Required action -
Emit an exact copy of the lines running from the start of the records to the line containing "Question: Which picture", both included.

Dataset extract -
*** Begin section ***
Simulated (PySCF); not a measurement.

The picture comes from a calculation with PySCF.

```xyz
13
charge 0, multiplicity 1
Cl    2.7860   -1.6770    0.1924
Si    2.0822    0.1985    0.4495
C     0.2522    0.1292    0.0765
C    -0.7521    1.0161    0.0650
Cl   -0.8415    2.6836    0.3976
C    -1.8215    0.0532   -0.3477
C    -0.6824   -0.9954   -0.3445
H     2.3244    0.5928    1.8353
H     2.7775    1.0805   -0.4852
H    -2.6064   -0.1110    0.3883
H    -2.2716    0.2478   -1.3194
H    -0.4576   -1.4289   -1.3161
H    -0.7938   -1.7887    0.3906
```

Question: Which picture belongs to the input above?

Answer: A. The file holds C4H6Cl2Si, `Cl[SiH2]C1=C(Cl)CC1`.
*** End section ***

Exercise output -
Simulated (PySCF); not a measurement.

The picture comes from a calculation with PySCF.

```xyz
13
charge 0, multiplicity 1
Cl    2.7860   -1.6770    0.1924
Si    2.0822    0.1985    0.4495
C     0.2522    0.1292    0.0765
C    -0.7521    1.0161    0.0650
Cl   -0.8415    2.6836    0.3976
C    -1.8215    0.0532   -0.3477
C    -0.6824   -0.9954   -0.3445
H     2.3244    0.5928    1.8353
H     2.7775    1.0805   -0.4852
H    -2.6064   -0.1110    0.3883
H    -2.2716    0.2478   -1.3194
H    -0.4576   -1.4289   -1.3161
H    -0.7938   -1.7887    0.3906
```

Question: Which picture belongs to the input above?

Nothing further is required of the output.